Could every entry be set down once more, exactly as given?

** PROVIDED INFORMATION follows **

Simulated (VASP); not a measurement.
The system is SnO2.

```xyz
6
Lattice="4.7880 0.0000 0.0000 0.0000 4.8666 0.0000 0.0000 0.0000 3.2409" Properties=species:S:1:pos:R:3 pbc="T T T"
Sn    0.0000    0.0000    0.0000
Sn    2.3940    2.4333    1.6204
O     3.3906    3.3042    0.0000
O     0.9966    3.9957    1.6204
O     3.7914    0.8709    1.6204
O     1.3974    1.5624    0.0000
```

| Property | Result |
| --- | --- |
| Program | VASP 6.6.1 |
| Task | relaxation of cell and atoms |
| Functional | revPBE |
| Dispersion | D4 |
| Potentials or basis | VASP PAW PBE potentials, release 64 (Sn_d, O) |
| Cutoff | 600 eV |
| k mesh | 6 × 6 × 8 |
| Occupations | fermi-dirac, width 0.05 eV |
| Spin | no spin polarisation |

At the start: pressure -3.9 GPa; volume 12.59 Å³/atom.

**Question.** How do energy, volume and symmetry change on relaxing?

** End of PROVIDED INFORMATION **

• EXERCISE SOLUTION:
Simulated (VASP); not a measurement.
The system is SnO2.

```xyz
6
Lattice="4.7880 0.0000 0.0000 0.0000 4.8666 0.0000 0.0000 0.0000 3.2409" Properties=species:S:1:pos:R:3 pbc="T T T"
Sn    0.0000    0.0000    0.0000
Sn    2.3940    2.4333    1.6204
O     3.3906    3.3042    0.0000
O     0.9966    3.9957    1.6204
O     3.7914    0.8709    1.6204
O     1.3974    1.5624    0.0000
```

| Property | Result |
| --- | --- |
| Program | VASP 6.6.1 |
| Task | relaxation of cell and atoms |
| Functional | revPBE |
| Dispersion | D4 |
| Potentials or basis | VASP PAW PBE potentials, release 64 (Sn_d, O) |
| Cutoff | 600 eV |
| k mesh | 6 × 6 × 8 |
| Occupations | fermi-dirac, width 0.05 eV |
| Spin | no spin polarisation |

At the start: pressure -3.9 GPa; volume 12.59 Å³/atom.

**Question.** How do energy, volume and symmetry change on relaxing?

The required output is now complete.